Entries supplied Block Start

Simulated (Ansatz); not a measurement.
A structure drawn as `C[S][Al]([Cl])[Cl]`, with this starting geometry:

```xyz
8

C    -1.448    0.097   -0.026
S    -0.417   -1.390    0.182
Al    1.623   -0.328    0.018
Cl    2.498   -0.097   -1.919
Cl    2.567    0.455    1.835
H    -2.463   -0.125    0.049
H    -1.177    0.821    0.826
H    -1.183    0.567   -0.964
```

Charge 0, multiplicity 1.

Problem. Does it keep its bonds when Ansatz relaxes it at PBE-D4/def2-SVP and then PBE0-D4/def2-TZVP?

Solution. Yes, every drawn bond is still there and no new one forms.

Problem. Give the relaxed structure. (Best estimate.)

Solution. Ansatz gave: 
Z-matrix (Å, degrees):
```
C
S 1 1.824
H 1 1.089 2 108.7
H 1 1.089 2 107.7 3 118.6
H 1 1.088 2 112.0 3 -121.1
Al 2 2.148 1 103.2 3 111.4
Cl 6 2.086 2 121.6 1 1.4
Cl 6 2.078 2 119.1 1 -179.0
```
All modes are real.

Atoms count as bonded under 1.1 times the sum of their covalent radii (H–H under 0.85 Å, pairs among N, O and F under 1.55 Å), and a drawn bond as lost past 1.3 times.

Entries supplied Block End

Task item → Beginning with the top line of the data above, output every line exactly until the one that contains "All modes are real.", and include that one too.

Exercise solution →
Simulated (Ansatz); not a measurement.
A structure drawn as `C[S][Al]([Cl])[Cl]`, with this starting geometry:

```xyz
8

C    -1.448    0.097   -0.026
S    -0.417   -1.390    0.182
Al    1.623   -0.328    0.018
Cl    2.498   -0.097   -1.919
Cl    2.567    0.455    1.835
H    -2.463   -0.125    0.049
H    -1.177    0.821    0.826
H    -1.183    0.567   -0.964
```

Charge 0, multiplicity 1.

Problem. Does it keep its bonds when Ansatz relaxes it at PBE-D4/def2-SVP and then PBE0-D4/def2-TZVP?

Solution. Yes, every drawn bond is still there and no new one forms.

Problem. Give the relaxed structure. (Best estimate.)

Solution. Ansatz gave: 
Z-matrix (Å, degrees):
```
C
S 1 1.824
H 1 1.089 2 108.7
H 1 1.089 2 107.7 3 118.6
H 1 1.088 2 112.0 3 -121.1
Al 2 2.148 1 103.2 3 111.4
Cl 6 2.086 2 121.6 1 1.4
Cl 6 2.078 2 119.1 1 -179.0
```
All modes are real.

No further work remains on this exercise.